*** Opening of Entries shown ***

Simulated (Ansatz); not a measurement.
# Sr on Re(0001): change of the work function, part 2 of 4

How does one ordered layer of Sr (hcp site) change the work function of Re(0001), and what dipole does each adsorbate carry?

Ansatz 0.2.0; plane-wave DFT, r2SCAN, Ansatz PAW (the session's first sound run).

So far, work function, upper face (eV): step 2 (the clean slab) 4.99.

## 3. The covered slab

*** Close of Entries shown ***

_Work order_.
Extract the data exactly as given.

_Reply_.
Simulated (Ansatz); not a measurement.
# Sr on Re(0001): change of the work function, part 2 of 4

How does one ordered layer of Sr (hcp site) change the work function of Re(0001), and what dipole does each adsorbate carry?

Ansatz 0.2.0; plane-wave DFT, r2SCAN, Ansatz PAW (the session's first sound run).

So far, work function, upper face (eV): step 2 (the clean slab) 4.99.

## 3. The covered slab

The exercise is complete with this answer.